**RECORDED INFORMATION:**
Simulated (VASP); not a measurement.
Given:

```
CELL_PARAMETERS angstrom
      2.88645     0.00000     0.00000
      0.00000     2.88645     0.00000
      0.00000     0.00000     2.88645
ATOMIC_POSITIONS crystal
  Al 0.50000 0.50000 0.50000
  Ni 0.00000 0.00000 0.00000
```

**WORK ORDER:** Keeping each word as given, write out the material above.

**TASK RESPONSE:**
Simulated (VASP); not a measurement.
Given:

```
CELL_PARAMETERS angstrom
      2.88645     0.00000     0.00000
      0.00000     2.88645     0.00000
      0.00000     0.00000     2.88645
ATOMIC_POSITIONS crystal
  Al 0.50000 0.50000 0.50000
  Ni 0.00000 0.00000 0.00000
```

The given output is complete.